--- SOURCE INFORMATION Enclosed Below ---
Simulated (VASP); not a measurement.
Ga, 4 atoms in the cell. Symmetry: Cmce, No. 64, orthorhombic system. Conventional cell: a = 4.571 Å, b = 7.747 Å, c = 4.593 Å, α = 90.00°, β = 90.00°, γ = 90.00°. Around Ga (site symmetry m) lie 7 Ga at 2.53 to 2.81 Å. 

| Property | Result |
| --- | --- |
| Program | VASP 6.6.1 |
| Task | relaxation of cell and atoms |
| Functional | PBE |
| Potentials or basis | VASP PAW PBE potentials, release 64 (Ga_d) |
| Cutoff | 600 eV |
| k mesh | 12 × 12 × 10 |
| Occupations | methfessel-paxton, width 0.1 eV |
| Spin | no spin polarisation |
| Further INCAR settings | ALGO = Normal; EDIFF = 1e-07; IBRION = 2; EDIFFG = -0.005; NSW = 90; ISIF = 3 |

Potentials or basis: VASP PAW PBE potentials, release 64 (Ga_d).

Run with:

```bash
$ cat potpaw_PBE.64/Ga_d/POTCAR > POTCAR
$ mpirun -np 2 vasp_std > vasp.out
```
--- End of Enclosed SOURCE INFORMATION ---

** ACTIVITY **
Beginning at the opening line of the data, transcribe each line exactly until you reach the line with "12 × 12 × 10 |", which you also include, and go no further.

** WRITTEN SOLUTION **
Simulated (VASP); not a measurement.
Ga, 4 atoms in the cell. Symmetry: Cmce, No. 64, orthorhombic system. Conventional cell: a = 4.571 Å, b = 7.747 Å, c = 4.593 Å, α = 90.00°, β = 90.00°, γ = 90.00°. Around Ga (site symmetry m) lie 7 Ga at 2.53 to 2.81 Å. 

| Property | Result |
| --- | --- |
| Program | VASP 6.6.1 |
| Task | relaxation of cell and atoms |
| Functional | PBE |
| Potentials or basis | VASP PAW PBE potentials, release 64 (Ga_d) |
| Cutoff | 600 eV |
| k mesh | 12 × 12 × 10 |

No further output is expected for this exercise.